* Activity *
Set down all the entries again, word for word.

==========

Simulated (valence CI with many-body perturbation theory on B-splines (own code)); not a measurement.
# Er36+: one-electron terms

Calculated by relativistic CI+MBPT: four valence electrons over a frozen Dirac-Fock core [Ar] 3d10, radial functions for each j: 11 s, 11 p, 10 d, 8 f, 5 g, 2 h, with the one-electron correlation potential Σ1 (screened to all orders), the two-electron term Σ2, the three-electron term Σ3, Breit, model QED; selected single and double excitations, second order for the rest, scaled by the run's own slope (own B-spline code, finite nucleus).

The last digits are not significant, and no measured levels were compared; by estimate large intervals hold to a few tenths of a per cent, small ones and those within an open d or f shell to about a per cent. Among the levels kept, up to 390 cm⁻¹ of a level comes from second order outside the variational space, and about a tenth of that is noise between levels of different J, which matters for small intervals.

==========

* Exercise result *
Simulated (valence CI with many-body perturbation theory on B-splines (own code)); not a measurement.
# Er36+: one-electron terms

Calculated by relativistic CI+MBPT: four valence electrons over a frozen Dirac-Fock core [Ar] 3d10, radial functions for each j: 11 s, 11 p, 10 d, 8 f, 5 g, 2 h, with the one-electron correlation potential Σ1 (screened to all orders), the two-electron term Σ2, the three-electron term Σ3, Breit, model QED; selected single and double excitations, second order for the rest, scaled by the run's own slope (own B-spline code, finite nucleus).

The last digits are not significant, and no measured levels were compared; by estimate large intervals hold to a few tenths of a per cent, small ones and those within an open d or f shell to about a per cent. Among the levels kept, up to 390 cm⁻¹ of a level comes from second order outside the variational space, and about a tenth of that is noise between levels of different J, which matters for small intervals.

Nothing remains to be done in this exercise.